| Given records |
....

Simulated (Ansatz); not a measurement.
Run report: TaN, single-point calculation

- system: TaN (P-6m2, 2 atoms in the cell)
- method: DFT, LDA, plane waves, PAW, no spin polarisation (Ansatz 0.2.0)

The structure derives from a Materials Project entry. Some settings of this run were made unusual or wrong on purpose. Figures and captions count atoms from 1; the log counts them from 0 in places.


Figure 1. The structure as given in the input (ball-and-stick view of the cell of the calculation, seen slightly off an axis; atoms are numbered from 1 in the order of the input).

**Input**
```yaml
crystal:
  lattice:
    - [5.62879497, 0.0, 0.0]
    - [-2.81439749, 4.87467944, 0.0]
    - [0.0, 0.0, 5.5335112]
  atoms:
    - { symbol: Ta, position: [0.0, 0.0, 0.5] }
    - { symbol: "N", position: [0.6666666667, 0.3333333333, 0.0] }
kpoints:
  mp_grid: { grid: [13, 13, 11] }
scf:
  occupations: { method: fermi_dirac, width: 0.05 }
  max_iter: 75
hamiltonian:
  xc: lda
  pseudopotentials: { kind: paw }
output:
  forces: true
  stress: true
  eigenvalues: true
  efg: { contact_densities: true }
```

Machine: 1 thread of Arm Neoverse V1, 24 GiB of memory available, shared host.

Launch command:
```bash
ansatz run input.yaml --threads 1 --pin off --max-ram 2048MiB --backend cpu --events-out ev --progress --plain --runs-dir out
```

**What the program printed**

....

| Work request |
Your output should consist solely of the lines from the beginning of the entries through the line containing "- method: DFT, LDA, plane", reproduced exactly.

| Response box |
Simulated (Ansatz); not a measurement.
Run report: TaN, single-point calculation

- system: TaN (P-6m2, 2 atoms in the cell)
- method: DFT, LDA, plane waves, PAW, no spin polarisation (Ansatz 0.2.0)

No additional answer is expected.